● Action item
Give the data again exactly, from its opening line through the line in which "-0.04 | 229.40 |" appears.

● Data records
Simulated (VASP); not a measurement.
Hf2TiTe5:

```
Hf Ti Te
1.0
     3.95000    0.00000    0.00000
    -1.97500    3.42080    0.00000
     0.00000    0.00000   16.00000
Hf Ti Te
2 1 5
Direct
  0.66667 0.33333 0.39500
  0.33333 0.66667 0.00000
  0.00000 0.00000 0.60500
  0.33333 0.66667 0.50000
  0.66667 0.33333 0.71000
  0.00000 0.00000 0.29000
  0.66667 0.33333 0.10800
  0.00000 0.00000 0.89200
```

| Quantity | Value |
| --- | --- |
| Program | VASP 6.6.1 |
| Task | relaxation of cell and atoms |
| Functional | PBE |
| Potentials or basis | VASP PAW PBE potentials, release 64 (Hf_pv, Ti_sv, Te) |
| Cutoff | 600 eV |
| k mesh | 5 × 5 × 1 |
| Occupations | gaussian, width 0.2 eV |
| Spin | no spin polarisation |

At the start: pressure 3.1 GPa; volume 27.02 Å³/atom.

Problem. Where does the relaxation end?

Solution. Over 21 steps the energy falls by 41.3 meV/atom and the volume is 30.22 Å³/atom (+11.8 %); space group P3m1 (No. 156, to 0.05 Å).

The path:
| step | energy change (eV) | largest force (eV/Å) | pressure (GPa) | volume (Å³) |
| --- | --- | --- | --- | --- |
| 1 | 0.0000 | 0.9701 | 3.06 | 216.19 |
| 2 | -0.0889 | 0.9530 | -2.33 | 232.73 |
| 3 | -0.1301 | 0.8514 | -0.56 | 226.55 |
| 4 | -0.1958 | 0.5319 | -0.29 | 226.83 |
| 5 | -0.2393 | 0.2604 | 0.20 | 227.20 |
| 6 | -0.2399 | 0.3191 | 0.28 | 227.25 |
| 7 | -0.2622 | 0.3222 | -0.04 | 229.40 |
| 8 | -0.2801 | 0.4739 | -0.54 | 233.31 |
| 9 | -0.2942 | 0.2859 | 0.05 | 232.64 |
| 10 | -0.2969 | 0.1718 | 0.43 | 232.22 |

● Expected answer
Simulated (VASP); not a measurement.
Hf2TiTe5:

```
Hf Ti Te
1.0
     3.95000    0.00000    0.00000
    -1.97500    3.42080    0.00000
     0.00000    0.00000   16.00000
Hf Ti Te
2 1 5
Direct
  0.66667 0.33333 0.39500
  0.33333 0.66667 0.00000
  0.00000 0.00000 0.60500
  0.33333 0.66667 0.50000
  0.66667 0.33333 0.71000
  0.00000 0.00000 0.29000
  0.66667 0.33333 0.10800
  0.00000 0.00000 0.89200
```

| Quantity | Value |
| --- | --- |
| Program | VASP 6.6.1 |
| Task | relaxation of cell and atoms |
| Functional | PBE |
| Potentials or basis | VASP PAW PBE potentials, release 64 (Hf_pv, Ti_sv, Te) |
| Cutoff | 600 eV |
| k mesh | 5 × 5 × 1 |
| Occupations | gaussian, width 0.2 eV |
| Spin | no spin polarisation |

At the start: pressure 3.1 GPa; volume 27.02 Å³/atom.

Problem. Where does the relaxation end?

Solution. Over 21 steps the energy falls by 41.3 meV/atom and the volume is 30.22 Å³/atom (+11.8 %); space group P3m1 (No. 156, to 0.05 Å).

The path:
| step | energy change (eV) | largest force (eV/Å) | pressure (GPa) | volume (Å³) |
| --- | --- | --- | --- | --- |
| 1 | 0.0000 | 0.9701 | 3.06 | 216.19 |
| 2 | -0.0889 | 0.9530 | -2.33 | 232.73 |
| 3 | -0.1301 | 0.8514 | -0.56 | 226.55 |
| 4 | -0.1958 | 0.5319 | -0.29 | 226.83 |
| 5 | -0.2393 | 0.2604 | 0.20 | 227.20 |
| 6 | -0.2399 | 0.3191 | 0.28 | 227.25 |
| 7 | -0.2622 | 0.3222 | -0.04 | 229.40 |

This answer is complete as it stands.